-- Data records follows --
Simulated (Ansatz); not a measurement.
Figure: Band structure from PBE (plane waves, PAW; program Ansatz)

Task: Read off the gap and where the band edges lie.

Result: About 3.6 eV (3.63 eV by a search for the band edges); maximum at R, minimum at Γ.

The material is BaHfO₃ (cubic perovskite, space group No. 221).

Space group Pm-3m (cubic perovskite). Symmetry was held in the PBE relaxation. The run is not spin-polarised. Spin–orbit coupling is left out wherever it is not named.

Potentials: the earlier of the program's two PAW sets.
-- Data records concluded --

Brief> Quote verbatim the opening lines of the listing above, ending with the line where "Result: About 3.6" appears; include both endpoints and nothing more.

Task output>
Simulated (Ansatz); not a measurement.
Figure: Band structure from PBE (plane waves, PAW; program Ansatz)

Task: Read off the gap and where the band edges lie.

Result: About 3.6 eV (3.63 eV by a search for the band edges); maximum at R, minimum at Γ.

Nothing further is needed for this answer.